> Brief
All of the entries below must be copied out exactly.

> Entries supplied
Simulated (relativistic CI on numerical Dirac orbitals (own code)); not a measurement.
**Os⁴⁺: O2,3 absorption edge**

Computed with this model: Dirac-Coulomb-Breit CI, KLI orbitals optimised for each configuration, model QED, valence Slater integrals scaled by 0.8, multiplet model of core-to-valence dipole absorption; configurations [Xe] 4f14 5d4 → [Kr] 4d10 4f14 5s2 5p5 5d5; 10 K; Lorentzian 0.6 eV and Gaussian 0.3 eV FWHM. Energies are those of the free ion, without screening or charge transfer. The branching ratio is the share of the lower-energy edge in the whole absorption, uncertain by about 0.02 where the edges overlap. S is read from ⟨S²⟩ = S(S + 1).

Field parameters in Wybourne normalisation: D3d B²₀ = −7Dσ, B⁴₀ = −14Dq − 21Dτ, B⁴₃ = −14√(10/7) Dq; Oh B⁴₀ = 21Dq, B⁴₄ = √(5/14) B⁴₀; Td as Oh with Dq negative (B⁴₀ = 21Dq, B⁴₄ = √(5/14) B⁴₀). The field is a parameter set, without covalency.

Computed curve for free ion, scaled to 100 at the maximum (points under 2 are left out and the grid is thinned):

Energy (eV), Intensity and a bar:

> Solution
Simulated (relativistic CI on numerical Dirac orbitals (own code)); not a measurement.
**Os⁴⁺: O2,3 absorption edge**

Computed with this model: Dirac-Coulomb-Breit CI, KLI orbitals optimised for each configuration, model QED, valence Slater integrals scaled by 0.8, multiplet model of core-to-valence dipole absorption; configurations [Xe] 4f14 5d4 → [Kr] 4d10 4f14 5s2 5p5 5d5; 10 K; Lorentzian 0.6 eV and Gaussian 0.3 eV FWHM. Energies are those of the free ion, without screening or charge transfer. The branching ratio is the share of the lower-energy edge in the whole absorption, uncertain by about 0.02 where the edges overlap. S is read from ⟨S²⟩ = S(S + 1).

Field parameters in Wybourne normalisation: D3d B²₀ = −7Dσ, B⁴₀ = −14Dq − 21Dτ, B⁴₃ = −14√(10/7) Dq; Oh B⁴₀ = 21Dq, B⁴₄ = √(5/14) B⁴₀; Td as Oh with Dq negative (B⁴₀ = 21Dq, B⁴₄ = √(5/14) B⁴₀). The field is a parameter set, without covalency.

Computed curve for free ion, scaled to 100 at the maximum (points under 2 are left out and the grid is thinned):

Energy (eV), Intensity and a bar:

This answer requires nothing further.